- Opening Delimiter -

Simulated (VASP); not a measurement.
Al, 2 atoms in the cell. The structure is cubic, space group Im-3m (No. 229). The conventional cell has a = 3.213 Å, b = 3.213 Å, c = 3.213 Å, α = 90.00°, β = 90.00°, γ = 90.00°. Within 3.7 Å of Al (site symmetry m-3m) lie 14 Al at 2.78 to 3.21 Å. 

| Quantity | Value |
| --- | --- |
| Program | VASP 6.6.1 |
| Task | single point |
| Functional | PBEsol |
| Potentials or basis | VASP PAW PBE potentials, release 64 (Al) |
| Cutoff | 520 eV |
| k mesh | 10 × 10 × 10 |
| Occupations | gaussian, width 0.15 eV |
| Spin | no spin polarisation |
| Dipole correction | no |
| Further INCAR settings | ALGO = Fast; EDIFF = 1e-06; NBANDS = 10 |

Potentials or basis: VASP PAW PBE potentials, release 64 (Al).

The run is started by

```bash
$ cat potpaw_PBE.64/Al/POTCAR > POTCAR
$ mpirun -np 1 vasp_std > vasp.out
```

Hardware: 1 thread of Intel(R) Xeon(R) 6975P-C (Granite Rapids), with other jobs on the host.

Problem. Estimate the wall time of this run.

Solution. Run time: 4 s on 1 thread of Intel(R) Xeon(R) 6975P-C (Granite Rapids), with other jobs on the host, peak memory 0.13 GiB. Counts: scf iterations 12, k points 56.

- Closing Delimiter -

# Activity
A word-for-word copy of the entries, from the first line through the line containing "Problem. Estimate the wall time of this run.", is the whole answer.

# Exercise result
Simulated (VASP); not a measurement.
Al, 2 atoms in the cell. The structure is cubic, space group Im-3m (No. 229). The conventional cell has a = 3.213 Å, b = 3.213 Å, c = 3.213 Å, α = 90.00°, β = 90.00°, γ = 90.00°. Within 3.7 Å of Al (site symmetry m-3m) lie 14 Al at 2.78 to 3.21 Å. 

| Quantity | Value |
| --- | --- |
| Program | VASP 6.6.1 |
| Task | single point |
| Functional | PBEsol |
| Potentials or basis | VASP PAW PBE potentials, release 64 (Al) |
| Cutoff | 520 eV |
| k mesh | 10 × 10 × 10 |
| Occupations | gaussian, width 0.15 eV |
| Spin | no spin polarisation |
| Dipole correction | no |
| Further INCAR settings | ALGO = Fast; EDIFF = 1e-06; NBANDS = 10 |

Potentials or basis: VASP PAW PBE potentials, release 64 (Al).

The run is started by

```bash
$ cat potpaw_PBE.64/Al/POTCAR > POTCAR
$ mpirun -np 1 vasp_std > vasp.out
```

Hardware: 1 thread of Intel(R) Xeon(R) 6975P-C (Granite Rapids), with other jobs on the host.

Problem. Estimate the wall time of this run.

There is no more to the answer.